Work instruction: Each entry has to be reproduced in full, exactly as given.

----------------------------------------
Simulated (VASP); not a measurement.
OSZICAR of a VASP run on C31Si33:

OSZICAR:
----------------------------------------

Task response:
Simulated (VASP); not a measurement.
OSZICAR of a VASP run on C31Si33:

OSZICAR:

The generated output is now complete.